- _Listed records_:

'''

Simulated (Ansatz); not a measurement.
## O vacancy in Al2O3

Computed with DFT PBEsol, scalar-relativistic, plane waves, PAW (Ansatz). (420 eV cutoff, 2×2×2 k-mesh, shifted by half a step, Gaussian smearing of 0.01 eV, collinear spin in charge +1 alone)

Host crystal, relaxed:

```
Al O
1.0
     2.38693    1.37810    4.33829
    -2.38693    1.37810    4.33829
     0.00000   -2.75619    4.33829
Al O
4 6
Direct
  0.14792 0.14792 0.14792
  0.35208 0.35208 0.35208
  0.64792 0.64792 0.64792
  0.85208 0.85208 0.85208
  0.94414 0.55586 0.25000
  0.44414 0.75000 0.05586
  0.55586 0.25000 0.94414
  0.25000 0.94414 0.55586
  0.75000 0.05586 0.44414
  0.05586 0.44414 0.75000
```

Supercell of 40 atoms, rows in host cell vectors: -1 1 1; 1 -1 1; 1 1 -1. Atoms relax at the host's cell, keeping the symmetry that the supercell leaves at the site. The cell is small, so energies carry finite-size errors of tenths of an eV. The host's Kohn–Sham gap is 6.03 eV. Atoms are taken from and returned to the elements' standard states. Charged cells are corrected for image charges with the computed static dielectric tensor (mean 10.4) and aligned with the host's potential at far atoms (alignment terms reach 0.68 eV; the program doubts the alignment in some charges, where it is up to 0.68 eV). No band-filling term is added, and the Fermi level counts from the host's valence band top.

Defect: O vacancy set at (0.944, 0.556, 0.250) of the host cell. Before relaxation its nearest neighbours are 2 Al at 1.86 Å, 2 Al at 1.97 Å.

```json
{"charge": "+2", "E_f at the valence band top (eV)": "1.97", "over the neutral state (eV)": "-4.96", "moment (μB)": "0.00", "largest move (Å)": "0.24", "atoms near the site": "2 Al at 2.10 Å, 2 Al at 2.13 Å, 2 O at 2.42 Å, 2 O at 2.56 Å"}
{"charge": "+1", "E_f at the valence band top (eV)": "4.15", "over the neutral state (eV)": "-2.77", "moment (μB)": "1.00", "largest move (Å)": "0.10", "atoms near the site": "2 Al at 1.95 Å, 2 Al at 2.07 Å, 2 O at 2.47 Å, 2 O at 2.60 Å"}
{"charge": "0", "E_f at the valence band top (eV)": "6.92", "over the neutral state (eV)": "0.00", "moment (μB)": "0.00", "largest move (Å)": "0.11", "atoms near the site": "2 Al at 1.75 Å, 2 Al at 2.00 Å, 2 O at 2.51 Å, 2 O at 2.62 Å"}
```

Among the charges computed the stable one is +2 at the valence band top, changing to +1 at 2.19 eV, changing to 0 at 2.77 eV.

'''

- _Assigned task_:
All that should be written out is the stretch of lines above between the one holding "## O vacancy in Al2O3" and the one holding "Supercell of 40", inclusive, exactly as given.

- _Worked solution_:
## O vacancy in Al2O3

Computed with DFT PBEsol, scalar-relativistic, plane waves, PAW (Ansatz). (420 eV cutoff, 2×2×2 k-mesh, shifted by half a step, Gaussian smearing of 0.01 eV, collinear spin in charge +1 alone)

Host crystal, relaxed:

```
Al O
1.0
     2.38693    1.37810    4.33829
    -2.38693    1.37810    4.33829
     0.00000   -2.75619    4.33829
Al O
4 6
Direct
  0.14792 0.14792 0.14792
  0.35208 0.35208 0.35208
  0.64792 0.64792 0.64792
  0.85208 0.85208 0.85208
  0.94414 0.55586 0.25000
  0.44414 0.75000 0.05586
  0.55586 0.25000 0.94414
  0.25000 0.94414 0.55586
  0.75000 0.05586 0.44414
  0.05586 0.44414 0.75000
```

Supercell of 40 atoms, rows in host cell vectors: -1 1 1; 1 -1 1; 1 1 -1. Atoms relax at the host's cell, keeping the symmetry that the supercell leaves at the site. The cell is small, so energies carry finite-size errors of tenths of an eV. The host's Kohn–Sham gap is 6.03 eV. Atoms are taken from and returned to the elements' standard states. Charged cells are corrected for image charges with the computed static dielectric tensor (mean 10.4) and aligned with the host's potential at far atoms (alignment terms reach 0.68 eV; the program doubts the alignment in some charges, where it is up to 0.68 eV). No band-filling term is added, and the Fermi level counts from the host's valence band top.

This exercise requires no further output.